Print the entries exactly as given.

#### Information shown:
▼
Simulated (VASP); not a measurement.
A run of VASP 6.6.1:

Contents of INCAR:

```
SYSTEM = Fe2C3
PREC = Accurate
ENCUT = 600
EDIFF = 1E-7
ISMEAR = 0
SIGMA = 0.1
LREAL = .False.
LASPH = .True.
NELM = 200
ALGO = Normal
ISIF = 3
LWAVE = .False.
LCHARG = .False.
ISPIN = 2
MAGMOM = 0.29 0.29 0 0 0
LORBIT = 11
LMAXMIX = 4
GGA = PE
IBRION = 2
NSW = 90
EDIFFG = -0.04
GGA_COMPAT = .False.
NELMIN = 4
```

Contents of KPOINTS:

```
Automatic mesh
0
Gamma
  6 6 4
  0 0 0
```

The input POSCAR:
▲

#### Exercise answer:
Simulated (VASP); not a measurement.
A run of VASP 6.6.1:

Contents of INCAR:

```
SYSTEM = Fe2C3
PREC = Accurate
ENCUT = 600
EDIFF = 1E-7
ISMEAR = 0
SIGMA = 0.1
LREAL = .False.
LASPH = .True.
NELM = 200
ALGO = Normal
ISIF = 3
LWAVE = .False.
LCHARG = .False.
ISPIN = 2
MAGMOM = 0.29 0.29 0 0 0
LORBIT = 11
LMAXMIX = 4
GGA = PE
IBRION = 2
NSW = 90
EDIFFG = -0.04
GGA_COMPAT = .False.
NELMIN = 4
```

Contents of KPOINTS:

```
Automatic mesh
0
Gamma
  6 6 4
  0 0 0
```

The input POSCAR:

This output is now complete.